##### PROVIDED RECORDS

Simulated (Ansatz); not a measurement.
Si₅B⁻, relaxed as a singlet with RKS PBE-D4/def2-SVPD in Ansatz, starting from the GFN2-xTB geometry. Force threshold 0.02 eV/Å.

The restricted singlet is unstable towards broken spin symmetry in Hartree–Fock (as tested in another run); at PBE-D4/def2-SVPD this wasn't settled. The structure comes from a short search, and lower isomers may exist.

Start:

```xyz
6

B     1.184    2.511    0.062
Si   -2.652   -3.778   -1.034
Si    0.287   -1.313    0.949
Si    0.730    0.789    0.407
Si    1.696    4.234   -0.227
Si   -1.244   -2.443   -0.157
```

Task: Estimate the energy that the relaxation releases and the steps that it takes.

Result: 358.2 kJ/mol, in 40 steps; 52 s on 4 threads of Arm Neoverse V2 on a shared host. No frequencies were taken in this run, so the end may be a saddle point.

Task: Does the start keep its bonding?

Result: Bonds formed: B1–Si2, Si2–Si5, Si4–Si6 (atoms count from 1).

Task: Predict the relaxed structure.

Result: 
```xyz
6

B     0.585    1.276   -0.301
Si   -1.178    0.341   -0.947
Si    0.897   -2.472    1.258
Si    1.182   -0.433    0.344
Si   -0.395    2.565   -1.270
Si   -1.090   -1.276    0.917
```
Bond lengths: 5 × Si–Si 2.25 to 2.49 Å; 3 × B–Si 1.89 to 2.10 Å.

##########

| WORK ORDER |
Each line of the records above, from the first through the one containing "Si₅B⁻, relaxed as", is to be retyped exactly; no other line belongs.

| EXERCISE RESPONSE |
Simulated (Ansatz); not a measurement.
Si₅B⁻, relaxed as a singlet with RKS PBE-D4/def2-SVPD in Ansatz, starting from the GFN2-xTB geometry. Force threshold 0.02 eV/Å.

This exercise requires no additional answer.